**WORK TASK**
Output exactly the lines below, starting with the line that has "along one coordinate**" and going on through the line that has "Method: Kohn-Sham DFT", both included, and no other lines.

**RECORD EXTRACTS**
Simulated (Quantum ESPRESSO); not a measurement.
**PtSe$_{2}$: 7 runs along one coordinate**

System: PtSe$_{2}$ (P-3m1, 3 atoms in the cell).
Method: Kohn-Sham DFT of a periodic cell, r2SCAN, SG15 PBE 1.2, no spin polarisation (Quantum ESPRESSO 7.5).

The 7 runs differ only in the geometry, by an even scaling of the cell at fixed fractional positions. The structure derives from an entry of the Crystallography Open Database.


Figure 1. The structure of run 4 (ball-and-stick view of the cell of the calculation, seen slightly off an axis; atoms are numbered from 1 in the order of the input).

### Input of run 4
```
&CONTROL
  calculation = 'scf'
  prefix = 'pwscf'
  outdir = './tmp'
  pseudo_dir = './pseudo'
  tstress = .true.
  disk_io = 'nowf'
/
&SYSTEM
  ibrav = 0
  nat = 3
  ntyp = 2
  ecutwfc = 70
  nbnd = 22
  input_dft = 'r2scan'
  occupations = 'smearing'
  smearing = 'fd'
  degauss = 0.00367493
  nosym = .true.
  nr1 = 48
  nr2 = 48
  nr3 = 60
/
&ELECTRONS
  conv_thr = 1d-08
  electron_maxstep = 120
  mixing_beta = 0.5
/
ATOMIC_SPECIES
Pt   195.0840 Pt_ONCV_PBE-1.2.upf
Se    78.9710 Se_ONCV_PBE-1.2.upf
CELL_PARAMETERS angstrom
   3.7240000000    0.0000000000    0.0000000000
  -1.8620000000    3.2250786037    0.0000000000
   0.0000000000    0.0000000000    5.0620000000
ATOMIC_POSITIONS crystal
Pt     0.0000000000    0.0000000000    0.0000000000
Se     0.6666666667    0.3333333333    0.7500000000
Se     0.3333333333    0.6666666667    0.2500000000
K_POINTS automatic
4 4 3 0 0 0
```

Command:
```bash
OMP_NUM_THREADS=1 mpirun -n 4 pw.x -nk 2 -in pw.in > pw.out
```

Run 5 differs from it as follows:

**TASK RESULT**
**PtSe$_{2}$: 7 runs along one coordinate**

System: PtSe$_{2}$ (P-3m1, 3 atoms in the cell).
Method: Kohn-Sham DFT of a periodic cell, r2SCAN, SG15 PBE 1.2, no spin polarisation (Quantum ESPRESSO 7.5).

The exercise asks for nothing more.